• **Listed records**
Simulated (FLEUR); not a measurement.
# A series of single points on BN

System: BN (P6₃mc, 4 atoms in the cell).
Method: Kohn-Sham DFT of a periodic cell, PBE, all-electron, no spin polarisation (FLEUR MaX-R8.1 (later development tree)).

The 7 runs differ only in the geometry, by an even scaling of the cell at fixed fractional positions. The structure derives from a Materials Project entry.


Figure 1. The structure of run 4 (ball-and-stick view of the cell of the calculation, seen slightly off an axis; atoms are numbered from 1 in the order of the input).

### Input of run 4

• **Action item**
Copy the entries above exactly, but only from the line holding "System: BN (P6₃mc, 4 atoms in the cell)." through the line holding "Figure 1. The", both included.

• **Exercise response**
System: BN (P6₃mc, 4 atoms in the cell).
Method: Kohn-Sham DFT of a periodic cell, PBE, all-electron, no spin polarisation (FLEUR MaX-R8.1 (later development tree)).

The 7 runs differ only in the geometry, by an even scaling of the cell at fixed fractional positions. The structure derives from a Materials Project entry.


Figure 1. The structure of run 4 (ball-and-stick view of the cell of the calculation, seen slightly off an axis; atoms are numbered from 1 in the order of the input).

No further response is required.